● **Work task**
Return all of the material that follows, keeping each line exactly as it is.

● **Data for review**
- Opening Delimiter -
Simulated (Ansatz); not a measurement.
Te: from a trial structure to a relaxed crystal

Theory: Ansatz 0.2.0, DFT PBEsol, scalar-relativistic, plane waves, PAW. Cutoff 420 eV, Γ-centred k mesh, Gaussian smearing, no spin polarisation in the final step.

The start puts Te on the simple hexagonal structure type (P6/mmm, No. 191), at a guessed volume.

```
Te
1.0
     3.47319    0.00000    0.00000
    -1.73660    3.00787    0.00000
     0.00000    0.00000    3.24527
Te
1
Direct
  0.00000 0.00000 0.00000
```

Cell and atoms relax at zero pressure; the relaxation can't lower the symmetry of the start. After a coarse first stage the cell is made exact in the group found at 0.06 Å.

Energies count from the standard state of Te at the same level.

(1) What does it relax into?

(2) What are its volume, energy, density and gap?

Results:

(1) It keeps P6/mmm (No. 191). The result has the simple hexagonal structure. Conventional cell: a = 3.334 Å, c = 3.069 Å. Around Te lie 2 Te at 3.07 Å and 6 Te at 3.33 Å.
- Closing Delimiter -

● **Answer section**
Simulated (Ansatz); not a measurement.
Te: from a trial structure to a relaxed crystal

Theory: Ansatz 0.2.0, DFT PBEsol, scalar-relativistic, plane waves, PAW. Cutoff 420 eV, Γ-centred k mesh, Gaussian smearing, no spin polarisation in the final step.

The start puts Te on the simple hexagonal structure type (P6/mmm, No. 191), at a guessed volume.

```
Te
1.0
     3.47319    0.00000    0.00000
    -1.73660    3.00787    0.00000
     0.00000    0.00000    3.24527
Te
1
Direct
  0.00000 0.00000 0.00000
```

Cell and atoms relax at zero pressure; the relaxation can't lower the symmetry of the start. After a coarse first stage the cell is made exact in the group found at 0.06 Å.

Energies count from the standard state of Te at the same level.

(1) What does it relax into?

(2) What are its volume, energy, density and gap?

Results:

(1) It keeps P6/mmm (No. 191). The result has the simple hexagonal structure. Conventional cell: a = 3.334 Å, c = 3.069 Å. Around Te lie 2 Te at 3.07 Å and 6 Te at 3.33 Å.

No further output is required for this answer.